• _RECORD EXCERPTS_:
BEGIN

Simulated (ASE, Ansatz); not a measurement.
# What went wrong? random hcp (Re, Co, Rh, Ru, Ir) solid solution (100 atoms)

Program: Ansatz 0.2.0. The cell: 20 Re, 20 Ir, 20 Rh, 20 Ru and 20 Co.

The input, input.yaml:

END

Proceeding from the line containing "# What went" through the line containing "Program: Ansatz 0.2.0.", transcribe the lines above exactly, both end lines included.

# What went wrong? random hcp (Re, Co, Rh, Ru, Ir) solid solution (100 atoms)

Program: Ansatz 0.2.0. The cell: 20 Re, 20 Ir, 20 Rh, 20 Ru and 20 Co.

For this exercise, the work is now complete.